== == ==

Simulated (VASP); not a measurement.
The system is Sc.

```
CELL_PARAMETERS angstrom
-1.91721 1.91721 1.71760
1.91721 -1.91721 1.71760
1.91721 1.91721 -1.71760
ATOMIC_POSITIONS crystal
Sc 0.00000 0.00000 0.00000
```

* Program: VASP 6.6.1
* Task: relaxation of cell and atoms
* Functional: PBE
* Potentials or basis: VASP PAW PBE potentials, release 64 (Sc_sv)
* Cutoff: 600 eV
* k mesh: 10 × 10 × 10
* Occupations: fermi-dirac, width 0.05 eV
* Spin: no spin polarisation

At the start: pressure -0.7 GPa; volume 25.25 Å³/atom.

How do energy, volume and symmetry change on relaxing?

== == ==

Transcribe the listing above verbatim.

Simulated (VASP); not a measurement.
The system is Sc.

```
CELL_PARAMETERS angstrom
-1.91721 1.91721 1.71760
1.91721 -1.91721 1.71760
1.91721 1.91721 -1.71760
ATOMIC_POSITIONS crystal
Sc 0.00000 0.00000 0.00000
```

* Program: VASP 6.6.1
* Task: relaxation of cell and atoms
* Functional: PBE
* Potentials or basis: VASP PAW PBE potentials, release 64 (Sc_sv)
* Cutoff: 600 eV
* k mesh: 10 × 10 × 10
* Occupations: fermi-dirac, width 0.05 eV
* Spin: no spin polarisation

At the start: pressure -0.7 GPa; volume 25.25 Å³/atom.

How do energy, volume and symmetry change on relaxing?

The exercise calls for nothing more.